Below are records; output all of them exactly.

· · ·

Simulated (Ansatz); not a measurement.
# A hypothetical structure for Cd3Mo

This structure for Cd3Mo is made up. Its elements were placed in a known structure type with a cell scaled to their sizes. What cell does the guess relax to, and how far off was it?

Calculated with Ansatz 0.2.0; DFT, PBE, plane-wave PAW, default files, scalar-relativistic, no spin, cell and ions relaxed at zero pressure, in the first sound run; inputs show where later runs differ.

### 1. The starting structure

· · ·

Task result:
Simulated (Ansatz); not a measurement.
# A hypothetical structure for Cd3Mo

This structure for Cd3Mo is made up. Its elements were placed in a known structure type with a cell scaled to their sizes. What cell does the guess relax to, and how far off was it?

Calculated with Ansatz 0.2.0; DFT, PBE, plane-wave PAW, default files, scalar-relativistic, no spin, cell and ions relaxed at zero pressure, in the first sound run; inputs show where later runs differ.

### 1. The starting structure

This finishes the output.